Task item >> Exactly reproduce the data from its first line through the line with "In each cell", leaving out every line after it.

- - -

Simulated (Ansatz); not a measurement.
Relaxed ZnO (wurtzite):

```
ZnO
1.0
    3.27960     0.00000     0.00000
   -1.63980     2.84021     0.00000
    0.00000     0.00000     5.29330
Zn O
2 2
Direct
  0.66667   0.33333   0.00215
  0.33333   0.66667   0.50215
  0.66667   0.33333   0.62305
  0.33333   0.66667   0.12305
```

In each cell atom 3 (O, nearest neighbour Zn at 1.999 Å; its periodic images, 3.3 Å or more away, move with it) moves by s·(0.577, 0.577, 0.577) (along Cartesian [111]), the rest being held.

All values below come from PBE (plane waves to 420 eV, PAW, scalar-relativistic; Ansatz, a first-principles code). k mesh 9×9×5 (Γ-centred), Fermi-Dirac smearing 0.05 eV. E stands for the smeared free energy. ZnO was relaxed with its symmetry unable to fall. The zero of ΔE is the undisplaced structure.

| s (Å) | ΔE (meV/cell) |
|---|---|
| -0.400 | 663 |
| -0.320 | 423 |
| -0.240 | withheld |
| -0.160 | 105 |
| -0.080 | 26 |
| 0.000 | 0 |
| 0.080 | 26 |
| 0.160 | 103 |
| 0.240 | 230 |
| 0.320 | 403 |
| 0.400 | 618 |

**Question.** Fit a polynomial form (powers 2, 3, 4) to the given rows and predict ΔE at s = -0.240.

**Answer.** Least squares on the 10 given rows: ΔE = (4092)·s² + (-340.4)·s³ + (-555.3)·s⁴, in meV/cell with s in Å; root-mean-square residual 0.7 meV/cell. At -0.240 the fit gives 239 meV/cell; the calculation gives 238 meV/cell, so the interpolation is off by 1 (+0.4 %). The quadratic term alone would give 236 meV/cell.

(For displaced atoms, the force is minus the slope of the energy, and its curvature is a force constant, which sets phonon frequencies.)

- - -

Written reply >>
Simulated (Ansatz); not a measurement.
Relaxed ZnO (wurtzite):

```
ZnO
1.0
    3.27960     0.00000     0.00000
   -1.63980     2.84021     0.00000
    0.00000     0.00000     5.29330
Zn O
2 2
Direct
  0.66667   0.33333   0.00215
  0.33333   0.66667   0.50215
  0.66667   0.33333   0.62305
  0.33333   0.66667   0.12305
```

In each cell atom 3 (O, nearest neighbour Zn at 1.999 Å; its periodic images, 3.3 Å or more away, move with it) moves by s·(0.577, 0.577, 0.577) (along Cartesian [111]), the rest being held.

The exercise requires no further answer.